▶ _Data extracts_:
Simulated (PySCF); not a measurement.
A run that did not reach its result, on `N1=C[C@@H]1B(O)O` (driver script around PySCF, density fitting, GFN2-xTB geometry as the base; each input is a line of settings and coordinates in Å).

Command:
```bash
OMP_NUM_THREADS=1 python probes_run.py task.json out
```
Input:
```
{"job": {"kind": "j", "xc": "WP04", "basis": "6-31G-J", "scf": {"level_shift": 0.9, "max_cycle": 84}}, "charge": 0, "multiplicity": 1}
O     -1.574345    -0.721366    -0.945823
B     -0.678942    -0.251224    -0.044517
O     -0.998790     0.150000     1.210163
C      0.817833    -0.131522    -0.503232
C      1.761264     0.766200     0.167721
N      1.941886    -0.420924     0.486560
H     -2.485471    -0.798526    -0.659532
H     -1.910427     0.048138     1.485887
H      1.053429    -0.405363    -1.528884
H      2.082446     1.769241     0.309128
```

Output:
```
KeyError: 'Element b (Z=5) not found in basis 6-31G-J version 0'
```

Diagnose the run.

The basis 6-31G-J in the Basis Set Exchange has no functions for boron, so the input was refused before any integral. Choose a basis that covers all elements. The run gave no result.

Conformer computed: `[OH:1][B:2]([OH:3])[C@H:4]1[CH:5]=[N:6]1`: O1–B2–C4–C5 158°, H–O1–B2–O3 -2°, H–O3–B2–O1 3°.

▶ _Task item_: What you output must match the lines from the beginning of the material through the line with "The basis 6-31G-J" exactly, both ends included.

▶ _Exercise result_:
Simulated (PySCF); not a measurement.
A run that did not reach its result, on `N1=C[C@@H]1B(O)O` (driver script around PySCF, density fitting, GFN2-xTB geometry as the base; each input is a line of settings and coordinates in Å).

Command:
```bash
OMP_NUM_THREADS=1 python probes_run.py task.json out
```
Input:
```
{"job": {"kind": "j", "xc": "WP04", "basis": "6-31G-J", "scf": {"level_shift": 0.9, "max_cycle": 84}}, "charge": 0, "multiplicity": 1}
O     -1.574345    -0.721366    -0.945823
B     -0.678942    -0.251224    -0.044517
O     -0.998790     0.150000     1.210163
C      0.817833    -0.131522    -0.503232
C      1.761264     0.766200     0.167721
N      1.941886    -0.420924     0.486560
H     -2.485471    -0.798526    -0.659532
H     -1.910427     0.048138     1.485887
H      1.053429    -0.405363    -1.528884
H      2.082446     1.769241     0.309128
```

Output:
```
KeyError: 'Element b (Z=5) not found in basis 6-31G-J version 0'
```

Diagnose the run.

The basis 6-31G-J in the Basis Set Exchange has no functions for boron, so the input was refused before any integral. Choose a basis that covers all elements. The run gave no result.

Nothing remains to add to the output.